### Task item
Leave no line out. Transcribe the whole listing exactly.

☆ ☆ ☆ ☆ ☆

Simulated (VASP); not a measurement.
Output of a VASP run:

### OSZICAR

☆ ☆ ☆ ☆ ☆

### Written response
Simulated (VASP); not a measurement.
Output of a VASP run:

### OSZICAR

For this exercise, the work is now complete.